• Exercise: The required output is every record, written out exactly.

• Recorded data:
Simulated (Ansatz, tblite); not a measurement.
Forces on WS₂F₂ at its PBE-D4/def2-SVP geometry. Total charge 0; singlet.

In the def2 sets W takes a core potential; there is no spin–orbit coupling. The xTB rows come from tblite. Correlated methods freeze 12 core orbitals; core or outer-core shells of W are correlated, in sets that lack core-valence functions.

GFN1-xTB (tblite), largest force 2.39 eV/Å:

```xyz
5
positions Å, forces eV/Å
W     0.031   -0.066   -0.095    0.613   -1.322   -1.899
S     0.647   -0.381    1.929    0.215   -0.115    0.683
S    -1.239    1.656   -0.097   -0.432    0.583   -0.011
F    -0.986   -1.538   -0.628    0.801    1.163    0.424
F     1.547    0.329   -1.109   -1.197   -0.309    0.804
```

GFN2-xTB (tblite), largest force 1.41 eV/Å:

• Written response:
Simulated (Ansatz, tblite); not a measurement.
Forces on WS₂F₂ at its PBE-D4/def2-SVP geometry. Total charge 0; singlet.

In the def2 sets W takes a core potential; there is no spin–orbit coupling. The xTB rows come from tblite. Correlated methods freeze 12 core orbitals; core or outer-core shells of W are correlated, in sets that lack core-valence functions.

GFN1-xTB (tblite), largest force 2.39 eV/Å:

```xyz
5
positions Å, forces eV/Å
W     0.031   -0.066   -0.095    0.613   -1.322   -1.899
S     0.647   -0.381    1.929    0.215   -0.115    0.683
S    -1.239    1.656   -0.097   -0.432    0.583   -0.011
F    -0.986   -1.538   -0.628    0.801    1.163    0.424
F     1.547    0.329   -1.109   -1.197   -0.309    0.804
```

GFN2-xTB (tblite), largest force 1.41 eV/Å:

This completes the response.